[GIVEN DATA]
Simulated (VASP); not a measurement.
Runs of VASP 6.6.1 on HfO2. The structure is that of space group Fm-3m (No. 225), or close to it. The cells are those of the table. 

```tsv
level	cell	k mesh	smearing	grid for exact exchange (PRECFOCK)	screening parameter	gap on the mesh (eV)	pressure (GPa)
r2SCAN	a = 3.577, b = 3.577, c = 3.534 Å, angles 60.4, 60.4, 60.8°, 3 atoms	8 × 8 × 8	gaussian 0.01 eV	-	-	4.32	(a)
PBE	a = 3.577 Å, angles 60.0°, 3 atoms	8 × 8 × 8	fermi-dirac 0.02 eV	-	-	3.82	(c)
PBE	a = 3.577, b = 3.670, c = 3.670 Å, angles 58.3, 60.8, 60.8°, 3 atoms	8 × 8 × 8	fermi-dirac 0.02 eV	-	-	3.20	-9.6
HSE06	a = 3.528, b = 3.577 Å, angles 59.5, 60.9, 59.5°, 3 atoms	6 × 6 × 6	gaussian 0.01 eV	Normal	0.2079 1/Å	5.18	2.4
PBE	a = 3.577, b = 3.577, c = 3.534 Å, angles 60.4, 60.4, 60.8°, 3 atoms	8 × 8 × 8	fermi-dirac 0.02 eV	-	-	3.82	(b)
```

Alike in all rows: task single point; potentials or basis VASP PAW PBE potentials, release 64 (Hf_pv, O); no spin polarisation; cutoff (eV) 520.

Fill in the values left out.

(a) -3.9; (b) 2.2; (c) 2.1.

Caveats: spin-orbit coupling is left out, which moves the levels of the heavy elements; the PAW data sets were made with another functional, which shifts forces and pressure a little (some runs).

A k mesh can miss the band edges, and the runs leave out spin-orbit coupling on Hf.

[EXERCISE] Word for word, please print every line from the beginning of the records to the line bearing "Caveats: spin-orbit coupling", counting both ends and stopping there.

[YOUR RESPONSE]
Simulated (VASP); not a measurement.
Runs of VASP 6.6.1 on HfO2. The structure is that of space group Fm-3m (No. 225), or close to it. The cells are those of the table. 

```tsv
level	cell	k mesh	smearing	grid for exact exchange (PRECFOCK)	screening parameter	gap on the mesh (eV)	pressure (GPa)
r2SCAN	a = 3.577, b = 3.577, c = 3.534 Å, angles 60.4, 60.4, 60.8°, 3 atoms	8 × 8 × 8	gaussian 0.01 eV	-	-	4.32	(a)
PBE	a = 3.577 Å, angles 60.0°, 3 atoms	8 × 8 × 8	fermi-dirac 0.02 eV	-	-	3.82	(c)
PBE	a = 3.577, b = 3.670, c = 3.670 Å, angles 58.3, 60.8, 60.8°, 3 atoms	8 × 8 × 8	fermi-dirac 0.02 eV	-	-	3.20	-9.6
HSE06	a = 3.528, b = 3.577 Å, angles 59.5, 60.9, 59.5°, 3 atoms	6 × 6 × 6	gaussian 0.01 eV	Normal	0.2079 1/Å	5.18	2.4
PBE	a = 3.577, b = 3.577, c = 3.534 Å, angles 60.4, 60.4, 60.8°, 3 atoms	8 × 8 × 8	fermi-dirac 0.02 eV	-	-	3.82	(b)
```

Alike in all rows: task single point; potentials or basis VASP PAW PBE potentials, release 64 (Hf_pv, O); no spin polarisation; cutoff (eV) 520.

Fill in the values left out.

(a) -3.9; (b) 2.2; (c) 2.1.

Caveats: spin-orbit coupling is left out, which moves the levels of the heavy elements; the PAW data sets were made with another functional, which shifts forces and pressure a little (some runs).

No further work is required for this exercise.